-- Opening Marker --

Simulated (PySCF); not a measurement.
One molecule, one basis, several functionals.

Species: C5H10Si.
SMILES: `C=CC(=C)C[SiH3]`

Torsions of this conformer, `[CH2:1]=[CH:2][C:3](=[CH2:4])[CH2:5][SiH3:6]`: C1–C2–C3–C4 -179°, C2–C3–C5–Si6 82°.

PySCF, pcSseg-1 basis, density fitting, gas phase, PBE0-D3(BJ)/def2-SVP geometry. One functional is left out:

-- Closing Marker --

**Work item**
Write out every entry exactly as it appears.

**Worked solution**
Simulated (PySCF); not a measurement.
One molecule, one basis, several functionals.

Species: C5H10Si.
SMILES: `C=CC(=C)C[SiH3]`

Torsions of this conformer, `[CH2:1]=[CH:2][C:3](=[CH2:4])[CH2:5][SiH3:6]`: C1–C2–C3–C4 -179°, C2–C3–C5–Si6 82°.

PySCF, pcSseg-1 basis, density fitting, gas phase, PBE0-D3(BJ)/def2-SVP geometry. One functional is left out:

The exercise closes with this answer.